○ ○ ○ ○

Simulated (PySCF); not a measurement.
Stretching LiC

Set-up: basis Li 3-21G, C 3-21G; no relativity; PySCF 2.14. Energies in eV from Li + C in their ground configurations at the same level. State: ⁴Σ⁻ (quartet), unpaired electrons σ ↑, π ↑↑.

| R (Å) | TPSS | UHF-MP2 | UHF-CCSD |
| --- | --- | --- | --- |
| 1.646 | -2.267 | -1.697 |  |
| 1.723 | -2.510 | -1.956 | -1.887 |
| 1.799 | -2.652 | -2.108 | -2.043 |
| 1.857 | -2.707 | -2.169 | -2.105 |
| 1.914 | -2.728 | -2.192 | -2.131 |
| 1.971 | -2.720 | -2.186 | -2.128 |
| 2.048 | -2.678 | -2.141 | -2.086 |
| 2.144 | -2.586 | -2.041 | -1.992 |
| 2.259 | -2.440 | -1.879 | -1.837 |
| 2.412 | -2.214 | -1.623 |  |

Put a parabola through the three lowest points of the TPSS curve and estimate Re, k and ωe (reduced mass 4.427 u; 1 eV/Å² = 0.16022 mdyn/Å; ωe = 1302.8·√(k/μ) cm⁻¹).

○ ○ ○ ○

§ **ACTIVITY**
Print the records verbatim, stopping after the "UHF-MP2 | UHF-CCSD |" line.

§ **RESPONSE BOX**
Simulated (PySCF); not a measurement.
Stretching LiC

Set-up: basis Li 3-21G, C 3-21G; no relativity; PySCF 2.14. Energies in eV from Li + C in their ground configurations at the same level. State: ⁴Σ⁻ (quartet), unpaired electrons σ ↑, π ↑↑.

| R (Å) | TPSS | UHF-MP2 | UHF-CCSD |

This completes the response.